### Data records
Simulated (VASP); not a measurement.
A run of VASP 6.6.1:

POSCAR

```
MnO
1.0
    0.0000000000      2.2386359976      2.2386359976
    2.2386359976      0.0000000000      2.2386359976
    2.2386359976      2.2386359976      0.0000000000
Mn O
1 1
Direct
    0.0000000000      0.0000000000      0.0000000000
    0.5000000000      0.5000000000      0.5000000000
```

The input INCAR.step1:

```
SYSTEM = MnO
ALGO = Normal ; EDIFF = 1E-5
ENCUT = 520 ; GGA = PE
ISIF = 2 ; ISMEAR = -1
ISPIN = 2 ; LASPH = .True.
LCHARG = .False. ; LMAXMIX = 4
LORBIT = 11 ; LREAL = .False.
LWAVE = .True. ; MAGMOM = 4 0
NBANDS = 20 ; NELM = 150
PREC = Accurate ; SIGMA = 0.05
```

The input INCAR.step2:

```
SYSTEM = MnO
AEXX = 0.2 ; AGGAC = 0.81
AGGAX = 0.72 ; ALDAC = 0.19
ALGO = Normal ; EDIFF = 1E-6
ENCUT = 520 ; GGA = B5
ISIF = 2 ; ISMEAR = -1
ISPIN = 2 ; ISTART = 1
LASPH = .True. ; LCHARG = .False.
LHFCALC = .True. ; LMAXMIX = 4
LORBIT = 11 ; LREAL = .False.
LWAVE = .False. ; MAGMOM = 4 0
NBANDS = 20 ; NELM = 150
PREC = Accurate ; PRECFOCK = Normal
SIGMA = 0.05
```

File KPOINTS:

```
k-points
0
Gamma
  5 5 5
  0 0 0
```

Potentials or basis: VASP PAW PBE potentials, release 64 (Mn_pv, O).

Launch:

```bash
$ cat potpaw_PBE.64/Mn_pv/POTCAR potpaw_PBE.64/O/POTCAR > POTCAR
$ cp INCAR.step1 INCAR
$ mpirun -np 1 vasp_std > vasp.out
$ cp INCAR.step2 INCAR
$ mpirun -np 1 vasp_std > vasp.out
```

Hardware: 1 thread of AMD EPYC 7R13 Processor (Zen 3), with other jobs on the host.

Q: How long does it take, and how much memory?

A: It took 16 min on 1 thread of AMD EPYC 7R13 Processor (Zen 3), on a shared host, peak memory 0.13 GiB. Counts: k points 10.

### Work order
There is a run of lines above from the one with "Potentials or basis: VASP" to the one with "Q: How long"; print exactly that run, both ends included, and nothing else.

### Result
Potentials or basis: VASP PAW PBE potentials, release 64 (Mn_pv, O).

Launch:

```bash
$ cat potpaw_PBE.64/Mn_pv/POTCAR potpaw_PBE.64/O/POTCAR > POTCAR
$ cp INCAR.step1 INCAR
$ mpirun -np 1 vasp_std > vasp.out
$ cp INCAR.step2 INCAR
$ mpirun -np 1 vasp_std > vasp.out
```

Hardware: 1 thread of AMD EPYC 7R13 Processor (Zen 3), with other jobs on the host.

Q: How long does it take, and how much memory?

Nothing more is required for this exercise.